- _Dataset content_
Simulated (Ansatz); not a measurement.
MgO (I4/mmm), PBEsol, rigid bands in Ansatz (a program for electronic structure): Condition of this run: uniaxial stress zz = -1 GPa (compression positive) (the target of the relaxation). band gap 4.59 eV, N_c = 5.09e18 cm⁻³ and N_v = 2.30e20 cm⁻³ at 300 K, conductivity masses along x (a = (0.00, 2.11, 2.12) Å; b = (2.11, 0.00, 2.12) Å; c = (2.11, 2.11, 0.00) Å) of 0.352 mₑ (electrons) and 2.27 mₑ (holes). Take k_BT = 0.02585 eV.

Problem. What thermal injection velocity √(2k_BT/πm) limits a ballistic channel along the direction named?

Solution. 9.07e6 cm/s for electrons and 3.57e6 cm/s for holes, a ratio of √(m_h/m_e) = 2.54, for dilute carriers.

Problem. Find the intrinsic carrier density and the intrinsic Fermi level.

- _Activity_
Repeat, word for word, every line above.

- _Response_
Simulated (Ansatz); not a measurement.
MgO (I4/mmm), PBEsol, rigid bands in Ansatz (a program for electronic structure): Condition of this run: uniaxial stress zz = -1 GPa (compression positive) (the target of the relaxation). band gap 4.59 eV, N_c = 5.09e18 cm⁻³ and N_v = 2.30e20 cm⁻³ at 300 K, conductivity masses along x (a = (0.00, 2.11, 2.12) Å; b = (2.11, 0.00, 2.12) Å; c = (2.11, 2.11, 0.00) Å) of 0.352 mₑ (electrons) and 2.27 mₑ (holes). Take k_BT = 0.02585 eV.

Problem. What thermal injection velocity √(2k_BT/πm) limits a ballistic channel along the direction named?

Solution. 9.07e6 cm/s for electrons and 3.57e6 cm/s for holes, a ratio of √(m_h/m_e) = 2.54, for dilute carriers.

Problem. Find the intrinsic carrier density and the intrinsic Fermi level.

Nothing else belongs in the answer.